Exercise data:
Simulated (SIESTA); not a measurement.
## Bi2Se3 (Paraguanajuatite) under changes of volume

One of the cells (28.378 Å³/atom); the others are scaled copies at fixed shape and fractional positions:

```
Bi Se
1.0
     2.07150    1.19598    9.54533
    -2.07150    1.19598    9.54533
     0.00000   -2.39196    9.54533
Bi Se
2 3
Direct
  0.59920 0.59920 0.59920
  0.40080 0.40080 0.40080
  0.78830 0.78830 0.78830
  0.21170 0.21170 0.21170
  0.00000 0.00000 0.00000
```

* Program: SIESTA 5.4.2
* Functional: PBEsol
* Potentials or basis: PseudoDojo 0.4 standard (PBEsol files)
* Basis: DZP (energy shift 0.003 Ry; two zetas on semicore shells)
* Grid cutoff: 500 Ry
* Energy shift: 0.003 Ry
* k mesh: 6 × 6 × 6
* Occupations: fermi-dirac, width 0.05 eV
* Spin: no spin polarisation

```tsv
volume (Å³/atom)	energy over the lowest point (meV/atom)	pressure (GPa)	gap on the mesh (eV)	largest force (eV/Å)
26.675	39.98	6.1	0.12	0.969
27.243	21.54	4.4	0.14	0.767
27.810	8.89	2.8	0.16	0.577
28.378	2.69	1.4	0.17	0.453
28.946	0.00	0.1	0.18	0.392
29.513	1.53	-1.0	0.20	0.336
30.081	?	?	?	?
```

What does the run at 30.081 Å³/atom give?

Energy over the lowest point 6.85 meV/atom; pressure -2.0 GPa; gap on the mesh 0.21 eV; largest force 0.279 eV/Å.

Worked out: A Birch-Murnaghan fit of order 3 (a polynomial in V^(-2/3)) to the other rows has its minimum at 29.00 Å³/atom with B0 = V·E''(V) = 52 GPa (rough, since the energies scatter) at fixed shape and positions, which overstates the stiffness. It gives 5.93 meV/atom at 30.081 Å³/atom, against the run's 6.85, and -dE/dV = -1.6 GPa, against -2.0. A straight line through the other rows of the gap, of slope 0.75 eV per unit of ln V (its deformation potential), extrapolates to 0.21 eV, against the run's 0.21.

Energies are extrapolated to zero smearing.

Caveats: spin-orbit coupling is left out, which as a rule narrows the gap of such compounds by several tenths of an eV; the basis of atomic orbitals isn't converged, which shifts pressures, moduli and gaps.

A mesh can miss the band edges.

Work task: Nothing but the lines from the start of the data above through the line with "What does the run at 30.081 Å³/atom give?" should appear in your answer, copied exactly.

Your solution:
Simulated (SIESTA); not a measurement.
## Bi2Se3 (Paraguanajuatite) under changes of volume

One of the cells (28.378 Å³/atom); the others are scaled copies at fixed shape and fractional positions:

```
Bi Se
1.0
     2.07150    1.19598    9.54533
    -2.07150    1.19598    9.54533
     0.00000   -2.39196    9.54533
Bi Se
2 3
Direct
  0.59920 0.59920 0.59920
  0.40080 0.40080 0.40080
  0.78830 0.78830 0.78830
  0.21170 0.21170 0.21170
  0.00000 0.00000 0.00000
```

* Program: SIESTA 5.4.2
* Functional: PBEsol
* Potentials or basis: PseudoDojo 0.4 standard (PBEsol files)
* Basis: DZP (energy shift 0.003 Ry; two zetas on semicore shells)
* Grid cutoff: 500 Ry
* Energy shift: 0.003 Ry
* k mesh: 6 × 6 × 6
* Occupations: fermi-dirac, width 0.05 eV
* Spin: no spin polarisation

```tsv
volume (Å³/atom)	energy over the lowest point (meV/atom)	pressure (GPa)	gap on the mesh (eV)	largest force (eV/Å)
26.675	39.98	6.1	0.12	0.969
27.243	21.54	4.4	0.14	0.767
27.810	8.89	2.8	0.16	0.577
28.378	2.69	1.4	0.17	0.453
28.946	0.00	0.1	0.18	0.392
29.513	1.53	-1.0	0.20	0.336
30.081	?	?	?	?
```

What does the run at 30.081 Å³/atom give?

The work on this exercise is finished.